Work task – Transcribe exactly the first line of the listing below and each line that follows it, ending with the line that contains "Vertical ionisation energy", and omit the remainder.

Information shown –
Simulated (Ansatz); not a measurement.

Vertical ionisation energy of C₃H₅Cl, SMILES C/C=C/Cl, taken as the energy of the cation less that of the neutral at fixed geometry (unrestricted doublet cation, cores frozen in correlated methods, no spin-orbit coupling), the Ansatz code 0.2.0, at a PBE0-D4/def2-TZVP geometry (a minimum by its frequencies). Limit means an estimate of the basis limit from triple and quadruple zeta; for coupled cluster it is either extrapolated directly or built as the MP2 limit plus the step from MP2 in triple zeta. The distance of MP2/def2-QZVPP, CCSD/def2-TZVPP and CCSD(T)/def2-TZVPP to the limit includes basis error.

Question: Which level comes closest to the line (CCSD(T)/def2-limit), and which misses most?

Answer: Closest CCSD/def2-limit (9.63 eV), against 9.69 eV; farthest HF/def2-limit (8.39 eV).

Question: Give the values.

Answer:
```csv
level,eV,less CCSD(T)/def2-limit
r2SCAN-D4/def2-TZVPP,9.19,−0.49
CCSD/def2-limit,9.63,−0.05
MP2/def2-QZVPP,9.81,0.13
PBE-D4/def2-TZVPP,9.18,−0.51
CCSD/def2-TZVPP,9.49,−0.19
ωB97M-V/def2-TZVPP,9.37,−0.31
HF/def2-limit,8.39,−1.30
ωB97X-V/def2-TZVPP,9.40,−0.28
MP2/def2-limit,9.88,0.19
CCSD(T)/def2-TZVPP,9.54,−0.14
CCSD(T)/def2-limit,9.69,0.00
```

Worked solution –
Simulated (Ansatz); not a measurement.

Vertical ionisation energy of C₃H₅Cl, SMILES C/C=C/Cl, taken as the energy of the cation less that of the neutral at fixed geometry (unrestricted doublet cation, cores frozen in correlated methods, no spin-orbit coupling), the Ansatz code 0.2.0, at a PBE0-D4/def2-TZVP geometry (a minimum by its frequencies). Limit means an estimate of the basis limit from triple and quadruple zeta; for coupled cluster it is either extrapolated directly or built as the MP2 limit plus the step from MP2 in triple zeta. The distance of MP2/def2-QZVPP, CCSD/def2-TZVPP and CCSD(T)/def2-TZVPP to the limit includes basis error.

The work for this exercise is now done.